Below are the records; give again exactly the line with "One run each", the line with "is it least?", and each line that lies between them, and nothing besides.

━━━━━━

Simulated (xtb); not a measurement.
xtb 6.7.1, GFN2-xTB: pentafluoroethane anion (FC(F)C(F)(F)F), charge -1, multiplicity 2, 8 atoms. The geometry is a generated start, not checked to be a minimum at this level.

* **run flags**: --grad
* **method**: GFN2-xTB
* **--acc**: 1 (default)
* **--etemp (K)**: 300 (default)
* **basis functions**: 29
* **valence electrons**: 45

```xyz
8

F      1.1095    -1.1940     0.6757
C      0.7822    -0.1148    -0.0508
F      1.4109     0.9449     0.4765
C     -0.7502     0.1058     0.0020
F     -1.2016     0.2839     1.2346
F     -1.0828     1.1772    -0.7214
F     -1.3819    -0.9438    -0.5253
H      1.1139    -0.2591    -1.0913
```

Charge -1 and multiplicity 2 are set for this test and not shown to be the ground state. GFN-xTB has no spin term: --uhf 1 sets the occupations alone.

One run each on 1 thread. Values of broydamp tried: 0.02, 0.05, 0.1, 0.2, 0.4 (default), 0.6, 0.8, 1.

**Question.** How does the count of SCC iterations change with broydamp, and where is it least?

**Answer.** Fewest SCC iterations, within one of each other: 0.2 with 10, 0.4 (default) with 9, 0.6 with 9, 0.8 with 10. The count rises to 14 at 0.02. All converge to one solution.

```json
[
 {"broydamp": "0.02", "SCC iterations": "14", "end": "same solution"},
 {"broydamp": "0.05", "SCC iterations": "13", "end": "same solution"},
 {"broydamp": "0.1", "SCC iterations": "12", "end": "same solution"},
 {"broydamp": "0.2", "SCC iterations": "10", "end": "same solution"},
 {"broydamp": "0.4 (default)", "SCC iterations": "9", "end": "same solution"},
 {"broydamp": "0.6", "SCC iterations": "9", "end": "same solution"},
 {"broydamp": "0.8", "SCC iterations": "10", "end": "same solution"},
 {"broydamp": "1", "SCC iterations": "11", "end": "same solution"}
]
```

━━━━━━

Answer space:
One run each on 1 thread. Values of broydamp tried: 0.02, 0.05, 0.1, 0.2, 0.4 (default), 0.6, 0.8, 1.

**Question.** How does the count of SCC iterations change with broydamp, and where is it least?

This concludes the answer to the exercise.